Assignment: A complete, exact copy of the records below is the required result.

Data excerpts:
========

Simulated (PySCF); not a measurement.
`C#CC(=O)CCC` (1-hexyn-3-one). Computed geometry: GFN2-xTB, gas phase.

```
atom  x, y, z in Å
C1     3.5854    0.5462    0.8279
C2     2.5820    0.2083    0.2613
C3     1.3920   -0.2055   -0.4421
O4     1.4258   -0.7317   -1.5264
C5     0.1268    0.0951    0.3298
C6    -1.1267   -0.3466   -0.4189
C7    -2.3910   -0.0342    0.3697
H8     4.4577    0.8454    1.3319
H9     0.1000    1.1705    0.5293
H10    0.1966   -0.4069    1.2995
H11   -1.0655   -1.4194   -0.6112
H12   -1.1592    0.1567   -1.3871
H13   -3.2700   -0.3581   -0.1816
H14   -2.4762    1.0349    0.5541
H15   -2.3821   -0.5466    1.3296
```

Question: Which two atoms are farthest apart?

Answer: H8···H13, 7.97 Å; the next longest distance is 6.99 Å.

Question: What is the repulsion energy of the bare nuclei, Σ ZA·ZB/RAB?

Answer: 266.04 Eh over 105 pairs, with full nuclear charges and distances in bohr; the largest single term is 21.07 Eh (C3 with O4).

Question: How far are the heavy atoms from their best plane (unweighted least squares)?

========

Task result:
Simulated (PySCF); not a measurement.
`C#CC(=O)CCC` (1-hexyn-3-one). Computed geometry: GFN2-xTB, gas phase.

```
atom  x, y, z in Å
C1     3.5854    0.5462    0.8279
C2     2.5820    0.2083    0.2613
C3     1.3920   -0.2055   -0.4421
O4     1.4258   -0.7317   -1.5264
C5     0.1268    0.0951    0.3298
C6    -1.1267   -0.3466   -0.4189
C7    -2.3910   -0.0342    0.3697
H8     4.4577    0.8454    1.3319
H9     0.1000    1.1705    0.5293
H10    0.1966   -0.4069    1.2995
H11   -1.0655   -1.4194   -0.6112
H12   -1.1592    0.1567   -1.3871
H13   -3.2700   -0.3581   -0.1816
H14   -2.4762    1.0349    0.5541
H15   -2.3821   -0.5466    1.3296
```

Question: Which two atoms are farthest apart?

Answer: H8···H13, 7.97 Å; the next longest distance is 6.99 Å.

Question: What is the repulsion energy of the bare nuclei, Σ ZA·ZB/RAB?

Answer: 266.04 Eh over 105 pairs, with full nuclear charges and distances in bohr; the largest single term is 21.07 Eh (C3 with O4).

Question: How far are the heavy atoms from their best plane (unweighted least squares)?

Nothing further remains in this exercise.